..........
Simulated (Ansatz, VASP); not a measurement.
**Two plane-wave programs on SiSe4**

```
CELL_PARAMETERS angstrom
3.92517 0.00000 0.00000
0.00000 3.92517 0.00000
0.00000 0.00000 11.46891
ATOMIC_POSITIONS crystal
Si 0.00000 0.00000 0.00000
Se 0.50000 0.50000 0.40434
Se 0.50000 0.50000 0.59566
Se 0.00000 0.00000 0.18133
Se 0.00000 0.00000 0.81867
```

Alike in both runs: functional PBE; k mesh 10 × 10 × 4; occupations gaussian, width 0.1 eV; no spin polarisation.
..........

## WORK INSTRUCTION
Write out the data above again, word for word.

## YOUR RESPONSE
Simulated (Ansatz, VASP); not a measurement.
**Two plane-wave programs on SiSe4**

```
CELL_PARAMETERS angstrom
3.92517 0.00000 0.00000
0.00000 3.92517 0.00000
0.00000 0.00000 11.46891
ATOMIC_POSITIONS crystal
Si 0.00000 0.00000 0.00000
Se 0.50000 0.50000 0.40434
Se 0.50000 0.50000 0.59566
Se 0.00000 0.00000 0.18133
Se 0.00000 0.00000 0.81867
```

Alike in both runs: functional PBE; k mesh 10 × 10 × 4; occupations gaussian, width 0.1 eV; no spin polarisation.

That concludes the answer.